(DATA LISTING)
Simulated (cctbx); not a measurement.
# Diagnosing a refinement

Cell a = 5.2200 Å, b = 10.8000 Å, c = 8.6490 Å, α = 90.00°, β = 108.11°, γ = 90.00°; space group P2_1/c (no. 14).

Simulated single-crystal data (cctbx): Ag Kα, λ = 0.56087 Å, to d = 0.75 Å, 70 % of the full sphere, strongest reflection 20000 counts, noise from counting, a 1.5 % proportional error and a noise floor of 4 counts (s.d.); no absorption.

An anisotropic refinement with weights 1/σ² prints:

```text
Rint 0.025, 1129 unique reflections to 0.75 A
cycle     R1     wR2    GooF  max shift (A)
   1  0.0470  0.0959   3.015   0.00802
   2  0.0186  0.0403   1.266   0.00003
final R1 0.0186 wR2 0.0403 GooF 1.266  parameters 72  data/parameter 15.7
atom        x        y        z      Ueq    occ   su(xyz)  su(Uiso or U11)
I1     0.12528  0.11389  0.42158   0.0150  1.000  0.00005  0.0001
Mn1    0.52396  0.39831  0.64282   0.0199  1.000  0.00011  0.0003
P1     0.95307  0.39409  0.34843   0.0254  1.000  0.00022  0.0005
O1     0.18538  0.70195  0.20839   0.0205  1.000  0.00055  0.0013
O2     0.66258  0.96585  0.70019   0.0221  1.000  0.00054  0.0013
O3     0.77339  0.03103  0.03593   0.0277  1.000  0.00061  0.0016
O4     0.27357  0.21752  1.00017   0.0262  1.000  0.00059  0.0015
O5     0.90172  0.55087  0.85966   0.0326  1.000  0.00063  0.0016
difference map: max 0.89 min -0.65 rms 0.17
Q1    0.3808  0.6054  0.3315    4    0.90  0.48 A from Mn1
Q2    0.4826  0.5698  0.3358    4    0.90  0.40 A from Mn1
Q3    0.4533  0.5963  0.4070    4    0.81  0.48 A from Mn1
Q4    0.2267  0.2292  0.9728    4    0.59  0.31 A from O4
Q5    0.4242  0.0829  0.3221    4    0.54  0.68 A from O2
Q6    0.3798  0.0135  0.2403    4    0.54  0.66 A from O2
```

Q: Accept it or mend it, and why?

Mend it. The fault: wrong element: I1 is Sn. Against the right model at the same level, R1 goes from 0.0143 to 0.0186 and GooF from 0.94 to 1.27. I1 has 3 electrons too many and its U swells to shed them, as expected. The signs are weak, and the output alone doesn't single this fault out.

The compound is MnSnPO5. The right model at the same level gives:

(BRIEF)
Copy verbatim, from the listing above, each line from the one containing "Q: Accept it or mend it, and why?" down to the one containing "Mend it. The", inclusive.

(TASK RESPONSE)
Q: Accept it or mend it, and why?

Mend it. The fault: wrong element: I1 is Sn. Against the right model at the same level, R1 goes from 0.0143 to 0.0186 and GooF from 0.94 to 1.27. I1 has 3 electrons too many and its U swells to shed them, as expected. The signs are weak, and the output alone doesn't single this fault out.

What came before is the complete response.